**Assigned task**
Retype the whole listing that follows, line for line.

**Data records**
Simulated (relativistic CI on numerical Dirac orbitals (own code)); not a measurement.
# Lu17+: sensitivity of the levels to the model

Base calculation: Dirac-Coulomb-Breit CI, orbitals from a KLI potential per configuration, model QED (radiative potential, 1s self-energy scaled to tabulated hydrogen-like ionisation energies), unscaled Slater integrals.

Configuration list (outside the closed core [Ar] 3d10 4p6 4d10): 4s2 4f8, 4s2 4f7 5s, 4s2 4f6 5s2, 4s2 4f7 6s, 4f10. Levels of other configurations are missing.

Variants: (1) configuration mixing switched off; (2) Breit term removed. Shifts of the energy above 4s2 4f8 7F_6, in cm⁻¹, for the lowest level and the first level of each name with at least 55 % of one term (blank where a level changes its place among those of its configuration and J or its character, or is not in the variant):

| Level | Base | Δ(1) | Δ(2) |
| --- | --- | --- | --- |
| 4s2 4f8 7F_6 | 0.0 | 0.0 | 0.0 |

**Task answer**
Simulated (relativistic CI on numerical Dirac orbitals (own code)); not a measurement.
# Lu17+: sensitivity of the levels to the model

Base calculation: Dirac-Coulomb-Breit CI, orbitals from a KLI potential per configuration, model QED (radiative potential, 1s self-energy scaled to tabulated hydrogen-like ionisation energies), unscaled Slater integrals.

Configuration list (outside the closed core [Ar] 3d10 4p6 4d10): 4s2 4f8, 4s2 4f7 5s, 4s2 4f6 5s2, 4s2 4f7 6s, 4f10. Levels of other configurations are missing.

Variants: (1) configuration mixing switched off; (2) Breit term removed. Shifts of the energy above 4s2 4f8 7F_6, in cm⁻¹, for the lowest level and the first level of each name with at least 55 % of one term (blank where a level changes its place among those of its configuration and J or its character, or is not in the variant):

| Level | Base | Δ(1) | Δ(2) |
| --- | --- | --- | --- |
| 4s2 4f8 7F_6 | 0.0 | 0.0 | 0.0 |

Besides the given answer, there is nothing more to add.